> [DATASET CONTENT]:
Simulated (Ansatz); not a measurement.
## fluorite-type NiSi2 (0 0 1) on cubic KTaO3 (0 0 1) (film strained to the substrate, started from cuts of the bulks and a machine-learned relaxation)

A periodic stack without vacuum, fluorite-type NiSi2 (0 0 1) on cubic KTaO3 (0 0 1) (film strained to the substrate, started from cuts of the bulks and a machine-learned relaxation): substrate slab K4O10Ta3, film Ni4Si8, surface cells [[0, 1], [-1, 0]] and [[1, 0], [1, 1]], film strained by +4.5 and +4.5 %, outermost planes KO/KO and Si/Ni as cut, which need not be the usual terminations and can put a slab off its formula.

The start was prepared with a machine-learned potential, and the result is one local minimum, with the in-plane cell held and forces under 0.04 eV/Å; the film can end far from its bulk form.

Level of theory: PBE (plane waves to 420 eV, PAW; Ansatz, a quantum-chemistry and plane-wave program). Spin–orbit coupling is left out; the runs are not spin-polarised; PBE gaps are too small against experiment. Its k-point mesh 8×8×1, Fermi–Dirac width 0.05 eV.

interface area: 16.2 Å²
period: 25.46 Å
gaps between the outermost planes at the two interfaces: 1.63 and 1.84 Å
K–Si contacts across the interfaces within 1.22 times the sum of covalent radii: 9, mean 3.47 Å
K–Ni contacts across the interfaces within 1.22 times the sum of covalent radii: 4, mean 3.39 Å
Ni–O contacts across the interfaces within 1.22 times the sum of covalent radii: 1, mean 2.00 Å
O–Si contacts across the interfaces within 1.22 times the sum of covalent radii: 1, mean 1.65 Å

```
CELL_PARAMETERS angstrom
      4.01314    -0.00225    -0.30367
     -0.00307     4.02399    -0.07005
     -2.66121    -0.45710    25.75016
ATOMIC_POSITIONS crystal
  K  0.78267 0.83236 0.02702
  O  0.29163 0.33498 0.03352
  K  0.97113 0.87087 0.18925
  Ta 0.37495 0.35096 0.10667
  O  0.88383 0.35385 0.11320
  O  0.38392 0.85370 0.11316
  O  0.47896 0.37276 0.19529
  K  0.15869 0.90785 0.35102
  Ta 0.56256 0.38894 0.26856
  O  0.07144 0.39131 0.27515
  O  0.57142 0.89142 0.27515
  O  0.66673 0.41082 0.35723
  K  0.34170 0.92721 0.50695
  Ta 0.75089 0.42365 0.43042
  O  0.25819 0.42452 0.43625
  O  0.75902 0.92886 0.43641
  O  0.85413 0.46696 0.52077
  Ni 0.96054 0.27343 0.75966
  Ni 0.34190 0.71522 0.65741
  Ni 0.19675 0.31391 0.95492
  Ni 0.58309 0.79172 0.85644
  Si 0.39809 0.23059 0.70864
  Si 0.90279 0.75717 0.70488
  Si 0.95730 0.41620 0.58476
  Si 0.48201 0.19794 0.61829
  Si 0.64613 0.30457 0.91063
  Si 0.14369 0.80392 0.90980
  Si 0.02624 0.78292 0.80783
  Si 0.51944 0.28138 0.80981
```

> [BRIEF]:
Could you reproduce exactly the lines of the entries above, from the one with "## fluorite-type NiSi2" through the one with "The start was", and nothing else?

> [EXPECTED ANSWER]:
## fluorite-type NiSi2 (0 0 1) on cubic KTaO3 (0 0 1) (film strained to the substrate, started from cuts of the bulks and a machine-learned relaxation)

A periodic stack without vacuum, fluorite-type NiSi2 (0 0 1) on cubic KTaO3 (0 0 1) (film strained to the substrate, started from cuts of the bulks and a machine-learned relaxation): substrate slab K4O10Ta3, film Ni4Si8, surface cells [[0, 1], [-1, 0]] and [[1, 0], [1, 1]], film strained by +4.5 and +4.5 %, outermost planes KO/KO and Si/Ni as cut, which need not be the usual terminations and can put a slab off its formula.

The start was prepared with a machine-learned potential, and the result is one local minimum, with the in-plane cell held and forces under 0.04 eV/Å; the film can end far from its bulk form.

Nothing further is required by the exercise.